Stored data
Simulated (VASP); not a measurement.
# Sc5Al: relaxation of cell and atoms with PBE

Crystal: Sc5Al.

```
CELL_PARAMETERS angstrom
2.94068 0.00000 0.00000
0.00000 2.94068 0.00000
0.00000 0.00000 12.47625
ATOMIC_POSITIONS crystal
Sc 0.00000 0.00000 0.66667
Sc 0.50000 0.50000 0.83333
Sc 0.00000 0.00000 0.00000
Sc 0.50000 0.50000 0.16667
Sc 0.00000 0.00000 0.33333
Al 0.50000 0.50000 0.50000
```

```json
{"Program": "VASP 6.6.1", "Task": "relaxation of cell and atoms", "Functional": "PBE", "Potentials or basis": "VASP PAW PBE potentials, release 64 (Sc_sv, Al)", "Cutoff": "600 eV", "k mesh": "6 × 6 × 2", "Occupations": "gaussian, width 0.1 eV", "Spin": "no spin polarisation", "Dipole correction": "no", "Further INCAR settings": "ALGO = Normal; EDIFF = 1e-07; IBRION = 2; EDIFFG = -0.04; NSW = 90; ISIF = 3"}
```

Work request
Type the records again in full, matching them exactly.

Response box
Simulated (VASP); not a measurement.
# Sc5Al: relaxation of cell and atoms with PBE

Crystal: Sc5Al.

```
CELL_PARAMETERS angstrom
2.94068 0.00000 0.00000
0.00000 2.94068 0.00000
0.00000 0.00000 12.47625
ATOMIC_POSITIONS crystal
Sc 0.00000 0.00000 0.66667
Sc 0.50000 0.50000 0.83333
Sc 0.00000 0.00000 0.00000
Sc 0.50000 0.50000 0.16667
Sc 0.00000 0.00000 0.33333
Al 0.50000 0.50000 0.50000
```

```json
{"Program": "VASP 6.6.1", "Task": "relaxation of cell and atoms", "Functional": "PBE", "Potentials or basis": "VASP PAW PBE potentials, release 64 (Sc_sv, Al)", "Cutoff": "600 eV", "k mesh": "6 × 6 × 2", "Occupations": "gaussian, width 0.1 eV", "Spin": "no spin polarisation", "Dipole correction": "no", "Further INCAR settings": "ALGO = Normal; EDIFF = 1e-07; IBRION = 2; EDIFFG = -0.04; NSW = 90; ISIF = 3"}
```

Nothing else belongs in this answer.